BRIEF
The expected output is every entry that follows, reproduced exactly.

───
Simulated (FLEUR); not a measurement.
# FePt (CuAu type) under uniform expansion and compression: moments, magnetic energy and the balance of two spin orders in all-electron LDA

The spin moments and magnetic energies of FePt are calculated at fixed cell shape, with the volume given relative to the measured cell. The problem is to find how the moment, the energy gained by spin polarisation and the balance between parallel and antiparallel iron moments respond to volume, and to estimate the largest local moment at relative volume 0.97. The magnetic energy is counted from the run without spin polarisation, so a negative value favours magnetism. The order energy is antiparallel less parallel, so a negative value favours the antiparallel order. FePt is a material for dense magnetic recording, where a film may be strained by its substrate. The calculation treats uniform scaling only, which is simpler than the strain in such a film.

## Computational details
───

ANSWER BOX
Simulated (FLEUR); not a measurement.
# FePt (CuAu type) under uniform expansion and compression: moments, magnetic energy and the balance of two spin orders in all-electron LDA

The spin moments and magnetic energies of FePt are calculated at fixed cell shape, with the volume given relative to the measured cell. The problem is to find how the moment, the energy gained by spin polarisation and the balance between parallel and antiparallel iron moments respond to volume, and to estimate the largest local moment at relative volume 0.97. The magnetic energy is counted from the run without spin polarisation, so a negative value favours magnetism. The order energy is antiparallel less parallel, so a negative value favours the antiparallel order. FePt is a material for dense magnetic recording, where a film may be strained by its substrate. The calculation treats uniform scaling only, which is simpler than the strain in such a film.

## Computational details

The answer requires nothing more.